## Given entries
····················
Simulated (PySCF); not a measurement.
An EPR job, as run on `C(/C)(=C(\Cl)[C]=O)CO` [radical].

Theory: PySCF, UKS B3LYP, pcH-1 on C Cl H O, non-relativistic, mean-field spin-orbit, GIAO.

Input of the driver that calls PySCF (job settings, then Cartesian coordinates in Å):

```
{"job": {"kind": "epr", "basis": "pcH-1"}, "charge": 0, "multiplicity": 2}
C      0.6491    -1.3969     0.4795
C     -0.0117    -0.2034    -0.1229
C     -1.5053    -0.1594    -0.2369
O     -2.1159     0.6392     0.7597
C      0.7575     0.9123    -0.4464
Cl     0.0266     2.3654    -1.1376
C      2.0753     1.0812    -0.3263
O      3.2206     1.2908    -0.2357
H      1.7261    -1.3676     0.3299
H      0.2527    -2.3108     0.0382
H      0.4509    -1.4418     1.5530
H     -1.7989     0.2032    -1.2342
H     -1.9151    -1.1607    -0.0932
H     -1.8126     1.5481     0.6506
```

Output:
····················

## Work item
Start at the first line of the entries above. Set down each line exactly through the one with "Theory: PySCF, UKS", and stop there.

## Reply
Simulated (PySCF); not a measurement.
An EPR job, as run on `C(/C)(=C(\Cl)[C]=O)CO` [radical].

Theory: PySCF, UKS B3LYP, pcH-1 on C Cl H O, non-relativistic, mean-field spin-orbit, GIAO.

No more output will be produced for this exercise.